Exercise: Restate all of the data below word for word.

Data for analysis:
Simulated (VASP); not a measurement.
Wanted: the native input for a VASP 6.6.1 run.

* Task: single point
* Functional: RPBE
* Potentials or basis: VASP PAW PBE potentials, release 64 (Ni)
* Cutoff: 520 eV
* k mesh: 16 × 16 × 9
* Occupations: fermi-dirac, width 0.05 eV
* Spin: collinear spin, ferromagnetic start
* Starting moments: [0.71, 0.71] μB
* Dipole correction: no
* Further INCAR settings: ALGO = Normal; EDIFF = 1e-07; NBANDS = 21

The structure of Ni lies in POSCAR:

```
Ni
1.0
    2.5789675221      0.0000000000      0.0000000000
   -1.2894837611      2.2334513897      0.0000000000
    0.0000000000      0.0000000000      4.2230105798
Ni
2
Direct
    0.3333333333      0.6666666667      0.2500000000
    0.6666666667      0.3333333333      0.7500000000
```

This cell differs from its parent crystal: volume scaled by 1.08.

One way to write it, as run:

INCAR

Exercise solution:
Simulated (VASP); not a measurement.
Wanted: the native input for a VASP 6.6.1 run.

* Task: single point
* Functional: RPBE
* Potentials or basis: VASP PAW PBE potentials, release 64 (Ni)
* Cutoff: 520 eV
* k mesh: 16 × 16 × 9
* Occupations: fermi-dirac, width 0.05 eV
* Spin: collinear spin, ferromagnetic start
* Starting moments: [0.71, 0.71] μB
* Dipole correction: no
* Further INCAR settings: ALGO = Normal; EDIFF = 1e-07; NBANDS = 21

The structure of Ni lies in POSCAR:

```
Ni
1.0
    2.5789675221      0.0000000000      0.0000000000
   -1.2894837611      2.2334513897      0.0000000000
    0.0000000000      0.0000000000      4.2230105798
Ni
2
Direct
    0.3333333333      0.6666666667      0.2500000000
    0.6666666667      0.3333333333      0.7500000000
```

This cell differs from its parent crystal: volume scaled by 1.08.

One way to write it, as run:

INCAR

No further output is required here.